* ACTION ITEM
Please provide the entries below again, word for word.

* DATA FOR ANALYSIS
■ ■ ■ ■ ■ ■ ■

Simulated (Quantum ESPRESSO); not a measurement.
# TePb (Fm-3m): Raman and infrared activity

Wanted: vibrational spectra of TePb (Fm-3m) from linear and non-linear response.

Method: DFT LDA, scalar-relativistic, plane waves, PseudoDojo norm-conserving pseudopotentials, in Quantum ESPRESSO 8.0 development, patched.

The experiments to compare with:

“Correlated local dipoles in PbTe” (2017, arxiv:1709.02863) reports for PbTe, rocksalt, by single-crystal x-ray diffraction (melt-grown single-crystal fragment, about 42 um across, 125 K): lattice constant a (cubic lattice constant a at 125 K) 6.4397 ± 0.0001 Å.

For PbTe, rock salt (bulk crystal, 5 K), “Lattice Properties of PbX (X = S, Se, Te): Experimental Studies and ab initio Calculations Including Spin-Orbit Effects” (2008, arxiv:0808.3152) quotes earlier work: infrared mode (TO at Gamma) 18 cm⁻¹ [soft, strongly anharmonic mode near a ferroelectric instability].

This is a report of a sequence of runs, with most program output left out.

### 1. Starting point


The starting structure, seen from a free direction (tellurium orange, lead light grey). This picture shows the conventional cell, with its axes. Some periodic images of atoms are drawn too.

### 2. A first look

■ ■ ■ ■ ■ ■ ■

* EXERCISE ANSWER
Simulated (Quantum ESPRESSO); not a measurement.
# TePb (Fm-3m): Raman and infrared activity

Wanted: vibrational spectra of TePb (Fm-3m) from linear and non-linear response.

Method: DFT LDA, scalar-relativistic, plane waves, PseudoDojo norm-conserving pseudopotentials, in Quantum ESPRESSO 8.0 development, patched.

The experiments to compare with:

“Correlated local dipoles in PbTe” (2017, arxiv:1709.02863) reports for PbTe, rocksalt, by single-crystal x-ray diffraction (melt-grown single-crystal fragment, about 42 um across, 125 K): lattice constant a (cubic lattice constant a at 125 K) 6.4397 ± 0.0001 Å.

For PbTe, rock salt (bulk crystal, 5 K), “Lattice Properties of PbX (X = S, Se, Te): Experimental Studies and ab initio Calculations Including Spin-Orbit Effects” (2008, arxiv:0808.3152) quotes earlier work: infrared mode (TO at Gamma) 18 cm⁻¹ [soft, strongly anharmonic mode near a ferroelectric instability].

This is a report of a sequence of runs, with most program output left out.

### 1. Starting point


The starting structure, seen from a free direction (tellurium orange, lead light grey). This picture shows the conventional cell, with its axes. Some periodic images of atoms are drawn too.

### 2. A first look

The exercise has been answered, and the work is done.